> LISTED ENTRIES:
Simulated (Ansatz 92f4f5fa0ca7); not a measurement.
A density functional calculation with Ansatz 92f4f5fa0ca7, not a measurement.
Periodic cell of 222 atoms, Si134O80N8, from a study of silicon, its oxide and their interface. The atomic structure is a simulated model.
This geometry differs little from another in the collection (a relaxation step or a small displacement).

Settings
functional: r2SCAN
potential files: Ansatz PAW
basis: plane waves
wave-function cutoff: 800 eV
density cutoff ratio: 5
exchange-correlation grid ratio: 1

> ASSIGNMENT: Print each entry above exactly as given.

> WRITTEN RESPONSE:
Simulated (Ansatz 92f4f5fa0ca7); not a measurement.
A density functional calculation with Ansatz 92f4f5fa0ca7, not a measurement.
Periodic cell of 222 atoms, Si134O80N8, from a study of silicon, its oxide and their interface. The atomic structure is a simulated model.
This geometry differs little from another in the collection (a relaxation step or a small displacement).

Settings
functional: r2SCAN
potential files: Ansatz PAW
basis: plane waves
wave-function cutoff: 800 eV
density cutoff ratio: 5
exchange-correlation grid ratio: 1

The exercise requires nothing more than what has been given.